# SOURCE MATERIAL
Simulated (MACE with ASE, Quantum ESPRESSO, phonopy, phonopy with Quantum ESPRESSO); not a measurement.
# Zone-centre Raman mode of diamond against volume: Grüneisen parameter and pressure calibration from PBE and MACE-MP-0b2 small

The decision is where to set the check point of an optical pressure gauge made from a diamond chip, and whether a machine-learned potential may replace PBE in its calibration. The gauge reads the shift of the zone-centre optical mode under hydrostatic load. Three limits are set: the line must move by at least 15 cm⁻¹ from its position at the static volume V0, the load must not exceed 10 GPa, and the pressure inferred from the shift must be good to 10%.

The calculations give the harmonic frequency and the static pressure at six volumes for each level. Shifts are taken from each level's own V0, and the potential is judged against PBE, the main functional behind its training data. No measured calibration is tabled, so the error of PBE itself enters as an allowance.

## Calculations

# WORK TASK
Within the listing above, give again exactly every line from the line with "# Zone-centre Raman" through the line with "The decision is", both included, and no other line.

# REPLY
# Zone-centre Raman mode of diamond against volume: Grüneisen parameter and pressure calibration from PBE and MACE-MP-0b2 small

The decision is where to set the check point of an optical pressure gauge made from a diamond chip, and whether a machine-learned potential may replace PBE in its calibration. The gauge reads the shift of the zone-centre optical mode under hydrostatic load. Three limits are set: the line must move by at least 15 cm⁻¹ from its position at the static volume V0, the load must not exceed 10 GPa, and the pressure inferred from the shift must be good to 10%.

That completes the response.